Required action: Reproduce each line from the first in the data through the line that contains "# Cross-check of" exactly; give nothing else.

Information:
▬▬▬

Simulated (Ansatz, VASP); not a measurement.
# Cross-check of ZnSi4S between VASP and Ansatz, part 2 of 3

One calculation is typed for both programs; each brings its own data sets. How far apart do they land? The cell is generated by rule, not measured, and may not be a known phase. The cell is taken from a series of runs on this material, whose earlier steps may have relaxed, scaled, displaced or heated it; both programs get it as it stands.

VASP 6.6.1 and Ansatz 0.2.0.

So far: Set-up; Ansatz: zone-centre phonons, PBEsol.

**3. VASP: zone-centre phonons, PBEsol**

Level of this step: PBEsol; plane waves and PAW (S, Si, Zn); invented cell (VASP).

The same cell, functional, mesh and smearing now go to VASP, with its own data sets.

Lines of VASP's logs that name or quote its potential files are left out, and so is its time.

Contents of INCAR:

▬▬▬

Problem solution:
Simulated (Ansatz, VASP); not a measurement.
# Cross-check of ZnSi4S between VASP and Ansatz, part 2 of 3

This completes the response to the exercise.